Available data Start Marker

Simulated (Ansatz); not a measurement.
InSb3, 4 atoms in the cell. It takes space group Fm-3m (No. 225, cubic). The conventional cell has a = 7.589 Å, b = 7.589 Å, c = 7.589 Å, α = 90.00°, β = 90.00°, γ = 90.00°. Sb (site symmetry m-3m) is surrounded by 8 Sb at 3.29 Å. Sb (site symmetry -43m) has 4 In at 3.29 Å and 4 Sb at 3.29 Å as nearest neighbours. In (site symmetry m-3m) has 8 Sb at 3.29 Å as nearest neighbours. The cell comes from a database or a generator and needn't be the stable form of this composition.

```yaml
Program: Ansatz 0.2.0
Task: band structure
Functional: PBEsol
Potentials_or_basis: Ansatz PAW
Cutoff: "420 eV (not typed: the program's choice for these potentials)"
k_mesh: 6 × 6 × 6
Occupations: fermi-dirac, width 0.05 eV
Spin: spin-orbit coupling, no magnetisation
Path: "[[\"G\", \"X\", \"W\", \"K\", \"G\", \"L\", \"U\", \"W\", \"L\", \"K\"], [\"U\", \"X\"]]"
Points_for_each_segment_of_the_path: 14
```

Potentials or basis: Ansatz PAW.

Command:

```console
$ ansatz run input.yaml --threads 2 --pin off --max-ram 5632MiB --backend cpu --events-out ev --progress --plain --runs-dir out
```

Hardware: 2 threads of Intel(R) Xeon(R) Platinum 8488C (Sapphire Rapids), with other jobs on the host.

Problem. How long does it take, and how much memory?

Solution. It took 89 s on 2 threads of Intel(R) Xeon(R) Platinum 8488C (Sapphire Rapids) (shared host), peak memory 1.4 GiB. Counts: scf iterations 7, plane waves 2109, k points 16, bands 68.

Available data End Marker

● Exercise:
Write out the listing's lines exactly, from its first line through the line that contains "Problem. How long", and stop there.

● Exercise response:
Simulated (Ansatz); not a measurement.
InSb3, 4 atoms in the cell. It takes space group Fm-3m (No. 225, cubic). The conventional cell has a = 7.589 Å, b = 7.589 Å, c = 7.589 Å, α = 90.00°, β = 90.00°, γ = 90.00°. Sb (site symmetry m-3m) is surrounded by 8 Sb at 3.29 Å. Sb (site symmetry -43m) has 4 In at 3.29 Å and 4 Sb at 3.29 Å as nearest neighbours. In (site symmetry m-3m) has 8 Sb at 3.29 Å as nearest neighbours. The cell comes from a database or a generator and needn't be the stable form of this composition.

```yaml
Program: Ansatz 0.2.0
Task: band structure
Functional: PBEsol
Potentials_or_basis: Ansatz PAW
Cutoff: "420 eV (not typed: the program's choice for these potentials)"
k_mesh: 6 × 6 × 6
Occupations: fermi-dirac, width 0.05 eV
Spin: spin-orbit coupling, no magnetisation
Path: "[[\"G\", \"X\", \"W\", \"K\", \"G\", \"L\", \"U\", \"W\", \"L\", \"K\"], [\"U\", \"X\"]]"
Points_for_each_segment_of_the_path: 14
```

Potentials or basis: Ansatz PAW.

Command:

```console
$ ansatz run input.yaml --threads 2 --pin off --max-ram 5632MiB --backend cpu --events-out ev --progress --plain --runs-dir out
```

Hardware: 2 threads of Intel(R) Xeon(R) Platinum 8488C (Sapphire Rapids), with other jobs on the host.

Problem. How long does it take, and how much memory?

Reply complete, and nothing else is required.